━━━━━ Dataset ━━━━━
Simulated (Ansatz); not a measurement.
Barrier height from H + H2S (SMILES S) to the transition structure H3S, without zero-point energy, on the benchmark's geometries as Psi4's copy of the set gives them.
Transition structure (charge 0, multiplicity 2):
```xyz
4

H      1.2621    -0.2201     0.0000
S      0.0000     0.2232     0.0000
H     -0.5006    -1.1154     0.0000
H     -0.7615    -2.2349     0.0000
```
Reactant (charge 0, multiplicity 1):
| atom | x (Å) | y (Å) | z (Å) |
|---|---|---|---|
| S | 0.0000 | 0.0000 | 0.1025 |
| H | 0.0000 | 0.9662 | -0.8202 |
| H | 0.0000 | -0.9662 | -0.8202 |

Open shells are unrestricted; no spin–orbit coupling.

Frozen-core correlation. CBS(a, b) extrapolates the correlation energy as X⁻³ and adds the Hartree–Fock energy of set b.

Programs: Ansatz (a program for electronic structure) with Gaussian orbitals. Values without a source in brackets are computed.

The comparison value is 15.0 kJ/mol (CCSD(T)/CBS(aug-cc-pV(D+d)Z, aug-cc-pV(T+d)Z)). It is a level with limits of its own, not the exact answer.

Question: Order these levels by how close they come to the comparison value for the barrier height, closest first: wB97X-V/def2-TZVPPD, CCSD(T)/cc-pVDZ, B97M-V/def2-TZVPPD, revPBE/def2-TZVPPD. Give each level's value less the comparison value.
━━━━━

Exercise: The records above are to be given again in full, word for word.

Response box:
Simulated (Ansatz); not a measurement.
Barrier height from H + H2S (SMILES S) to the transition structure H3S, without zero-point energy, on the benchmark's geometries as Psi4's copy of the set gives them.
Transition structure (charge 0, multiplicity 2):
```xyz
4

H      1.2621    -0.2201     0.0000
S      0.0000     0.2232     0.0000
H     -0.5006    -1.1154     0.0000
H     -0.7615    -2.2349     0.0000
```
Reactant (charge 0, multiplicity 1):
| atom | x (Å) | y (Å) | z (Å) |
|---|---|---|---|
| S | 0.0000 | 0.0000 | 0.1025 |
| H | 0.0000 | 0.9662 | -0.8202 |
| H | 0.0000 | -0.9662 | -0.8202 |

Open shells are unrestricted; no spin–orbit coupling.

Frozen-core correlation. CBS(a, b) extrapolates the correlation energy as X⁻³ and adds the Hartree–Fock energy of set b.

Programs: Ansatz (a program for electronic structure) with Gaussian orbitals. Values without a source in brackets are computed.

The comparison value is 15.0 kJ/mol (CCSD(T)/CBS(aug-cc-pV(D+d)Z, aug-cc-pV(T+d)Z)). It is a level with limits of its own, not the exact answer.

Question: Order these levels by how close they come to the comparison value for the barrier height, closest first: wB97X-V/def2-TZVPPD, CCSD(T)/cc-pVDZ, B97M-V/def2-TZVPPD, revPBE/def2-TZVPPD. Give each level's value less the comparison value.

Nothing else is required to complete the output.